Extracted information:
*** Begin section ***

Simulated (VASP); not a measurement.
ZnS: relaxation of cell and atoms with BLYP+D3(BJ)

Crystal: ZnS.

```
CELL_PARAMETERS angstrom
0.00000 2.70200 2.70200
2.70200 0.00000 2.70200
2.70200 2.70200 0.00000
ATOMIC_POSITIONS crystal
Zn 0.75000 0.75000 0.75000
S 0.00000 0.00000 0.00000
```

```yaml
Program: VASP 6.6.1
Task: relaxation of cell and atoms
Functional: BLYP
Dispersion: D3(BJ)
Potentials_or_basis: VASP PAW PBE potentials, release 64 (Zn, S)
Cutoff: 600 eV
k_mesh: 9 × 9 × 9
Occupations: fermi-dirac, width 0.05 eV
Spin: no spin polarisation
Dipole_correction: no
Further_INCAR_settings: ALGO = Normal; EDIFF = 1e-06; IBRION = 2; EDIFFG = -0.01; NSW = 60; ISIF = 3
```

*** End section ***

Assignment: All of the material must be written out again without any change.

Exercise solution:
Simulated (VASP); not a measurement.
ZnS: relaxation of cell and atoms with BLYP+D3(BJ)

Crystal: ZnS.

```
CELL_PARAMETERS angstrom
0.00000 2.70200 2.70200
2.70200 0.00000 2.70200
2.70200 2.70200 0.00000
ATOMIC_POSITIONS crystal
Zn 0.75000 0.75000 0.75000
S 0.00000 0.00000 0.00000
```

```yaml
Program: VASP 6.6.1
Task: relaxation of cell and atoms
Functional: BLYP
Dispersion: D3(BJ)
Potentials_or_basis: VASP PAW PBE potentials, release 64 (Zn, S)
Cutoff: 600 eV
k_mesh: 9 × 9 × 9
Occupations: fermi-dirac, width 0.05 eV
Spin: no spin polarisation
Dipole_correction: no
Further_INCAR_settings: ALGO = Normal; EDIFF = 1e-06; IBRION = 2; EDIFFG = -0.01; NSW = 60; ISIF = 3
```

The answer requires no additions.